There is material below. Print exactly the lines starting at the line with "(1/2, 1/2, 0) |" and ending at the line with "8 | Γ | (0, 0, 0) |", ends included, and no others.

......

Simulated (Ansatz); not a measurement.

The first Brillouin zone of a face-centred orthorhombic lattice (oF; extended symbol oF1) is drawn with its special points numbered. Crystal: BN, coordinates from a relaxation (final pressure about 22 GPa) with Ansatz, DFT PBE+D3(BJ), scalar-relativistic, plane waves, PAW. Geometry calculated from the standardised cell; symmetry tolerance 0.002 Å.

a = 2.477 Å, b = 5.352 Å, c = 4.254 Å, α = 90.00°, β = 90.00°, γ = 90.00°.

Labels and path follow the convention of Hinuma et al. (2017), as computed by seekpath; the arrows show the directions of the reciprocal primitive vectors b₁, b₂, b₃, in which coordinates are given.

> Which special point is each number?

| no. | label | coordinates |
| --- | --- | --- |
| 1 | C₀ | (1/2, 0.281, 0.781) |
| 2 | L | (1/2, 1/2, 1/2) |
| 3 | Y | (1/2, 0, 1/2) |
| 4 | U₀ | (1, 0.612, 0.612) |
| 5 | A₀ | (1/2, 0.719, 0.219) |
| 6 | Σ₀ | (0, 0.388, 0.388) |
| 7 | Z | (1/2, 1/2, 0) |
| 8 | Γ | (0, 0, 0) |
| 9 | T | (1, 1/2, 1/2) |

......

• _EXERCISE RESULT_
| 7 | Z | (1/2, 1/2, 0) |
| 8 | Γ | (0, 0, 0) |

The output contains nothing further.